■ Requirement ■
Your answer should be the complete data, copied exactly.

■ Data supplied ■
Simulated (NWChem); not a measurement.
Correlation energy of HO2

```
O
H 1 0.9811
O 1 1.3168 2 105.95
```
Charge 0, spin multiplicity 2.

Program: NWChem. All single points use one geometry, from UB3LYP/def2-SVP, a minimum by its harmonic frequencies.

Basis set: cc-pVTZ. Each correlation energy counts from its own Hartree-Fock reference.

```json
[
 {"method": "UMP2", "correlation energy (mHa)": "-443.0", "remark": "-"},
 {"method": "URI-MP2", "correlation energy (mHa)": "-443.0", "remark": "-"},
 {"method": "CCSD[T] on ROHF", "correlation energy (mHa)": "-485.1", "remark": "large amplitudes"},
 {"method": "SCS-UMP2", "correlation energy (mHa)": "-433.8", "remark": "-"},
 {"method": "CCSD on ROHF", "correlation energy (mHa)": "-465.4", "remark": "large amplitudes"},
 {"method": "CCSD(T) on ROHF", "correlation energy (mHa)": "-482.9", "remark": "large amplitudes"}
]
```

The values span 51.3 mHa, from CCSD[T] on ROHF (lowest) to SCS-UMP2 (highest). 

■ Response box ■
Simulated (NWChem); not a measurement.
Correlation energy of HO2

```
O
H 1 0.9811
O 1 1.3168 2 105.95
```
Charge 0, spin multiplicity 2.

Program: NWChem. All single points use one geometry, from UB3LYP/def2-SVP, a minimum by its harmonic frequencies.

Basis set: cc-pVTZ. Each correlation energy counts from its own Hartree-Fock reference.

```json
[
 {"method": "UMP2", "correlation energy (mHa)": "-443.0", "remark": "-"},
 {"method": "URI-MP2", "correlation energy (mHa)": "-443.0", "remark": "-"},
 {"method": "CCSD[T] on ROHF", "correlation energy (mHa)": "-485.1", "remark": "large amplitudes"},
 {"method": "SCS-UMP2", "correlation energy (mHa)": "-433.8", "remark": "-"},
 {"method": "CCSD on ROHF", "correlation energy (mHa)": "-465.4", "remark": "large amplitudes"},
 {"method": "CCSD(T) on ROHF", "correlation energy (mHa)": "-482.9", "remark": "large amplitudes"}
]
```

The values span 51.3 mHa, from CCSD[T] on ROHF (lowest) to SCS-UMP2 (highest). 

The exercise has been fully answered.